### WORK REQUEST
All of the entries need to be copied character for character.

*** PROVIDED INFORMATION Section Begins ***

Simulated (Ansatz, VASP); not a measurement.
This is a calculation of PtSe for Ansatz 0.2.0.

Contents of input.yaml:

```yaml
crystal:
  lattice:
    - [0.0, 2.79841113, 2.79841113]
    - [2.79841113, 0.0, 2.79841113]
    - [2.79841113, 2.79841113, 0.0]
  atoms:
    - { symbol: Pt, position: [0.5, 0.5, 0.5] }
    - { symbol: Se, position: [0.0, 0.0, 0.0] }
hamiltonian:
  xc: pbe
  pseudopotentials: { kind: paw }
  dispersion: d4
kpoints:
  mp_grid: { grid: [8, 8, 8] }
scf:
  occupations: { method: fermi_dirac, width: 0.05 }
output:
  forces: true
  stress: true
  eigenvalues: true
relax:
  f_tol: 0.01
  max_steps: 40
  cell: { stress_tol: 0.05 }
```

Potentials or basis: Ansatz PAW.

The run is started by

*** PROVIDED INFORMATION Section Ends ***

### EXERCISE RESPONSE
Simulated (Ansatz, VASP); not a measurement.
This is a calculation of PtSe for Ansatz 0.2.0.

Contents of input.yaml:

```yaml
crystal:
  lattice:
    - [0.0, 2.79841113, 2.79841113]
    - [2.79841113, 0.0, 2.79841113]
    - [2.79841113, 2.79841113, 0.0]
  atoms:
    - { symbol: Pt, position: [0.5, 0.5, 0.5] }
    - { symbol: Se, position: [0.0, 0.0, 0.0] }
hamiltonian:
  xc: pbe
  pseudopotentials: { kind: paw }
  dispersion: d4
kpoints:
  mp_grid: { grid: [8, 8, 8] }
scf:
  occupations: { method: fermi_dirac, width: 0.05 }
output:
  forces: true
  stress: true
  eigenvalues: true
relax:
  f_tol: 0.01
  max_steps: 40
  cell: { stress_tol: 0.05 }
```

Potentials or basis: Ansatz PAW.

The run is started by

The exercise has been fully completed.